((

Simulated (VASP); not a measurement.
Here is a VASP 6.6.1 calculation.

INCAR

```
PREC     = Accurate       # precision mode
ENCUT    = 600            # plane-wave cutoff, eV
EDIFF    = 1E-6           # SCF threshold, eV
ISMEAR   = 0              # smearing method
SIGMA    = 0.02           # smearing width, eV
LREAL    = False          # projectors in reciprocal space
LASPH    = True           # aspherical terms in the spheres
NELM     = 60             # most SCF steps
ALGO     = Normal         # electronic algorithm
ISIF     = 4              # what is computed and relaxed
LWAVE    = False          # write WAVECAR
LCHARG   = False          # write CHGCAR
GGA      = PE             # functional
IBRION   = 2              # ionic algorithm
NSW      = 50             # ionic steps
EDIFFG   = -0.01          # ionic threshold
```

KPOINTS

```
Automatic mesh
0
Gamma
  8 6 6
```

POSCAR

))

Every line of the material should be transcribed without alteration.

Worked solution ->
Simulated (VASP); not a measurement.
Here is a VASP 6.6.1 calculation.

INCAR

```
PREC     = Accurate       # precision mode
ENCUT    = 600            # plane-wave cutoff, eV
EDIFF    = 1E-6           # SCF threshold, eV
ISMEAR   = 0              # smearing method
SIGMA    = 0.02           # smearing width, eV
LREAL    = False          # projectors in reciprocal space
LASPH    = True           # aspherical terms in the spheres
NELM     = 60             # most SCF steps
ALGO     = Normal         # electronic algorithm
ISIF     = 4              # what is computed and relaxed
LWAVE    = False          # write WAVECAR
LCHARG   = False          # write CHGCAR
GGA      = PE             # functional
IBRION   = 2              # ionic algorithm
NSW      = 50             # ionic steps
EDIFFG   = -0.01          # ionic threshold
```

KPOINTS

```
Automatic mesh
0
Gamma
  8 6 6
```

POSCAR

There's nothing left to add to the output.